────────────────────

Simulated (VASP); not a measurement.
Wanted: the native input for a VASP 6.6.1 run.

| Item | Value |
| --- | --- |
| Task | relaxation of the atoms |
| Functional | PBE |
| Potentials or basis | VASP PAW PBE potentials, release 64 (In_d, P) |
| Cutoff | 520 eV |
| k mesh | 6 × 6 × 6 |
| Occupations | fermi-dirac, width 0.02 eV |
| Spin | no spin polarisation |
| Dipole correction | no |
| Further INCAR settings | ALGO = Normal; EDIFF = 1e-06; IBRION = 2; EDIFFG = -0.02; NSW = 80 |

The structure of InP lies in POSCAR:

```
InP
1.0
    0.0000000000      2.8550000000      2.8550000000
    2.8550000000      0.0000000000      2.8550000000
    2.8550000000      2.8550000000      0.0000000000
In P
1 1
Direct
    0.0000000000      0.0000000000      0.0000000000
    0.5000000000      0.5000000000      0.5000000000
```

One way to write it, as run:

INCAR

────────────────────

Work request: Extract from the records above the lines from the one containing "64 (In_d, P) |" to the one containing "One way to write", both lines included, exactly as they appear and with nothing else.

Exercise solution:
| Potentials or basis | VASP PAW PBE potentials, release 64 (In_d, P) |
| Cutoff | 520 eV |
| k mesh | 6 × 6 × 6 |
| Occupations | fermi-dirac, width 0.02 eV |
| Spin | no spin polarisation |
| Dipole correction | no |
| Further INCAR settings | ALGO = Normal; EDIFF = 1e-06; IBRION = 2; EDIFFG = -0.02; NSW = 80 |

The structure of InP lies in POSCAR:

```
InP
1.0
    0.0000000000      2.8550000000      2.8550000000
    2.8550000000      0.0000000000      2.8550000000
    2.8550000000      2.8550000000      0.0000000000
In P
1 1
Direct
    0.0000000000      0.0000000000      0.0000000000
    0.5000000000      0.5000000000      0.5000000000
```

One way to write it, as run:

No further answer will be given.